* [Requirement] In the data below, the answer is the run of lines from the line containing "VASP 6.6.1 |" through the line containing "7.04 | 58.93 |", both included; print it exactly and nothing else.

* [Dataset extract]
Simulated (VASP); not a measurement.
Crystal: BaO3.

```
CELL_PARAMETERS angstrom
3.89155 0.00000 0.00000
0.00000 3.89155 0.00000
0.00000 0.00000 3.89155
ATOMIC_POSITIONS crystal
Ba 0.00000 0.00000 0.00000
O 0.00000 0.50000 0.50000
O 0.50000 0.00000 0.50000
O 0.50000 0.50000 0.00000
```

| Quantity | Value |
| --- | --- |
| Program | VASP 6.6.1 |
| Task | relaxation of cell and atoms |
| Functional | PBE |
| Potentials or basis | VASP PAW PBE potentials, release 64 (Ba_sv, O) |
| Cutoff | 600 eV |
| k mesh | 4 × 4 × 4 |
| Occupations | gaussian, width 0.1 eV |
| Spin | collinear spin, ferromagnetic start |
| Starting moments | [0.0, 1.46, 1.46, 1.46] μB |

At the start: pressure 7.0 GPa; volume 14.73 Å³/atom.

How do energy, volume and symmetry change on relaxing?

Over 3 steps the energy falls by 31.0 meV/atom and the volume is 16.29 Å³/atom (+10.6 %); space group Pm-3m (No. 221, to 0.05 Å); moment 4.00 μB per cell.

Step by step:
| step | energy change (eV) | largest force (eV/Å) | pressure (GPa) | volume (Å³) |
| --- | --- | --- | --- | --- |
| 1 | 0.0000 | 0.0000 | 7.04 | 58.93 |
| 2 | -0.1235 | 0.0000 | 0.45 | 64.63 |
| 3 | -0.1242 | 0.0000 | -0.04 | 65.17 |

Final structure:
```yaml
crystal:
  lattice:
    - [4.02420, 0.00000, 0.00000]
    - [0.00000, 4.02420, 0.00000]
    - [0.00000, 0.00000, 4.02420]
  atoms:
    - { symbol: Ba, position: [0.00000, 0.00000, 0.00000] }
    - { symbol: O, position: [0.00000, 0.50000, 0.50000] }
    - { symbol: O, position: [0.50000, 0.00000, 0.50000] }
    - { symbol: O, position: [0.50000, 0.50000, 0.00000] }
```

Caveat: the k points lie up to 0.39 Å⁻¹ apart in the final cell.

* [Written solution]
| Program | VASP 6.6.1 |
| Task | relaxation of cell and atoms |
| Functional | PBE |
| Potentials or basis | VASP PAW PBE potentials, release 64 (Ba_sv, O) |
| Cutoff | 600 eV |
| k mesh | 4 × 4 × 4 |
| Occupations | gaussian, width 0.1 eV |
| Spin | collinear spin, ferromagnetic start |
| Starting moments | [0.0, 1.46, 1.46, 1.46] μB |

At the start: pressure 7.0 GPa; volume 14.73 Å³/atom.

How do energy, volume and symmetry change on relaxing?

Over 3 steps the energy falls by 31.0 meV/atom and the volume is 16.29 Å³/atom (+10.6 %); space group Pm-3m (No. 221, to 0.05 Å); moment 4.00 μB per cell.

Step by step:
| step | energy change (eV) | largest force (eV/Å) | pressure (GPa) | volume (Å³) |
| --- | --- | --- | --- | --- |
| 1 | 0.0000 | 0.0000 | 7.04 | 58.93 |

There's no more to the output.